### DATA

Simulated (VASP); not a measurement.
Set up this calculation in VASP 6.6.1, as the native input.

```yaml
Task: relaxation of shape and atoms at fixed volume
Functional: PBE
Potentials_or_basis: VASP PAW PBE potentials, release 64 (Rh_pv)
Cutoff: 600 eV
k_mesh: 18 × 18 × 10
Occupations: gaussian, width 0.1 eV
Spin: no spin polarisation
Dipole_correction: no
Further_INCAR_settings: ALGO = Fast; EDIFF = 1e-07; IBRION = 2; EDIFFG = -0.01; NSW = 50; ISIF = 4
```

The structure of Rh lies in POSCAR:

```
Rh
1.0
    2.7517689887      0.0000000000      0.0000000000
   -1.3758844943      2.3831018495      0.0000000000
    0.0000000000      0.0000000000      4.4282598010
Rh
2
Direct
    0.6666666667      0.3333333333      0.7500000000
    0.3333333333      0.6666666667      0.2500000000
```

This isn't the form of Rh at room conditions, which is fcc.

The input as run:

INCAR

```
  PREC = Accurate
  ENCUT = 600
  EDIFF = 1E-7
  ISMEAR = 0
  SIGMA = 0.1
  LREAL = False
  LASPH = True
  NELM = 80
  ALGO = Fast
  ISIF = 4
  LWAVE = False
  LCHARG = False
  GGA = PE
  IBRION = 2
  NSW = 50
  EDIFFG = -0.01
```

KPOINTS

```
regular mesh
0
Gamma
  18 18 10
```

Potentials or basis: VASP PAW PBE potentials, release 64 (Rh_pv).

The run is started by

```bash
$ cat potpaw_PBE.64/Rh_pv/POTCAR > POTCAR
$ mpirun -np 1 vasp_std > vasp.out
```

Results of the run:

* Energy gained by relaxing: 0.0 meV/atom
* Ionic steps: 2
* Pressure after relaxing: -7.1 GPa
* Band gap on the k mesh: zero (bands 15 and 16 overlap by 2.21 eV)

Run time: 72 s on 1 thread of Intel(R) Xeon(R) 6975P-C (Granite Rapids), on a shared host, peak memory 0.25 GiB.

######

■ **WORK REQUEST**: When you answer, output each line of the data exactly as given, from its first line up to and including the one with "by 2.21 eV)".

■ **ANSWER BOX**:
Simulated (VASP); not a measurement.
Set up this calculation in VASP 6.6.1, as the native input.

```yaml
Task: relaxation of shape and atoms at fixed volume
Functional: PBE
Potentials_or_basis: VASP PAW PBE potentials, release 64 (Rh_pv)
Cutoff: 600 eV
k_mesh: 18 × 18 × 10
Occupations: gaussian, width 0.1 eV
Spin: no spin polarisation
Dipole_correction: no
Further_INCAR_settings: ALGO = Fast; EDIFF = 1e-07; IBRION = 2; EDIFFG = -0.01; NSW = 50; ISIF = 4
```

The structure of Rh lies in POSCAR:

```
Rh
1.0
    2.7517689887      0.0000000000      0.0000000000
   -1.3758844943      2.3831018495      0.0000000000
    0.0000000000      0.0000000000      4.4282598010
Rh
2
Direct
    0.6666666667      0.3333333333      0.7500000000
    0.3333333333      0.6666666667      0.2500000000
```

This isn't the form of Rh at room conditions, which is fcc.

The input as run:

INCAR

```
  PREC = Accurate
  ENCUT = 600
  EDIFF = 1E-7
  ISMEAR = 0
  SIGMA = 0.1
  LREAL = False
  LASPH = True
  NELM = 80
  ALGO = Fast
  ISIF = 4
  LWAVE = False
  LCHARG = False
  GGA = PE
  IBRION = 2
  NSW = 50
  EDIFFG = -0.01
```

KPOINTS

```
regular mesh
0
Gamma
  18 18 10
```

Potentials or basis: VASP PAW PBE potentials, release 64 (Rh_pv).

The run is started by

```bash
$ cat potpaw_PBE.64/Rh_pv/POTCAR > POTCAR
$ mpirun -np 1 vasp_std > vasp.out
```

Results of the run:

* Energy gained by relaxing: 0.0 meV/atom
* Ionic steps: 2
* Pressure after relaxing: -7.1 GPa
* Band gap on the k mesh: zero (bands 15 and 16 overlap by 2.21 eV)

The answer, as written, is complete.